___ EXTRACTED INFORMATION ___
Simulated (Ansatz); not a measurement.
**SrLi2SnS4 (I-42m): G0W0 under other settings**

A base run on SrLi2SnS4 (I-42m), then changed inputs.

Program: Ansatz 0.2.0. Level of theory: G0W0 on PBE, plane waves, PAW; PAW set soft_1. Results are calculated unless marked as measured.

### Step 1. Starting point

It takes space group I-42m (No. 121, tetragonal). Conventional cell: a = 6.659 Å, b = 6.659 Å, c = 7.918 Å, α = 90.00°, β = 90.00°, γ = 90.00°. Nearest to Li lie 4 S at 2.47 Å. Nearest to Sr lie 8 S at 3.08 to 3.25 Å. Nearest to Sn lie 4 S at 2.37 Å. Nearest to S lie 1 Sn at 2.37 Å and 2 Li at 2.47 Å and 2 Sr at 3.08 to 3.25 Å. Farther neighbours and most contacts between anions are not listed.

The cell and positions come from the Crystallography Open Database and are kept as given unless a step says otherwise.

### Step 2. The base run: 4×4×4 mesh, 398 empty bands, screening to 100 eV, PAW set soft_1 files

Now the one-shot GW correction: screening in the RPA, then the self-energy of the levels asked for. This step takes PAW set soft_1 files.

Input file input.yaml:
___

**WORK ORDER**
Go back to the start of the listing above. Reproduce each line exactly, ending with the line that contains "It takes space".

**ANSWER BOX**
Simulated (Ansatz); not a measurement.
**SrLi2SnS4 (I-42m): G0W0 under other settings**

A base run on SrLi2SnS4 (I-42m), then changed inputs.

Program: Ansatz 0.2.0. Level of theory: G0W0 on PBE, plane waves, PAW; PAW set soft_1. Results are calculated unless marked as measured.

### Step 1. Starting point

It takes space group I-42m (No. 121, tetragonal). Conventional cell: a = 6.659 Å, b = 6.659 Å, c = 7.918 Å, α = 90.00°, β = 90.00°, γ = 90.00°. Nearest to Li lie 4 S at 2.47 Å. Nearest to Sr lie 8 S at 3.08 to 3.25 Å. Nearest to Sn lie 4 S at 2.37 Å. Nearest to S lie 1 Sn at 2.37 Å and 2 Li at 2.47 Å and 2 Sr at 3.08 to 3.25 Å. Farther neighbours and most contacts between anions are not listed.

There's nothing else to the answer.